════════

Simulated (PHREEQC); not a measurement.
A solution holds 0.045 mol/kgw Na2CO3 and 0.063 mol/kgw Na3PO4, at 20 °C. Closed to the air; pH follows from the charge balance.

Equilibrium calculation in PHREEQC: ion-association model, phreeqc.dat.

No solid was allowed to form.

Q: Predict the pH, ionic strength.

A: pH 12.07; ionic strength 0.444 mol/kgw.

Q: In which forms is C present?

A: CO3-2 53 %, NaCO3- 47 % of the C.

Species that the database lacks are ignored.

════════

Output all of the material exactly.

Simulated (PHREEQC); not a measurement.
A solution holds 0.045 mol/kgw Na2CO3 and 0.063 mol/kgw Na3PO4, at 20 °C. Closed to the air; pH follows from the charge balance.

Equilibrium calculation in PHREEQC: ion-association model, phreeqc.dat.

No solid was allowed to form.

Q: Predict the pH, ionic strength.

A: pH 12.07; ionic strength 0.444 mol/kgw.

Q: In which forms is C present?

A: CO3-2 53 %, NaCO3- 47 % of the C.

Species that the database lacks are ignored.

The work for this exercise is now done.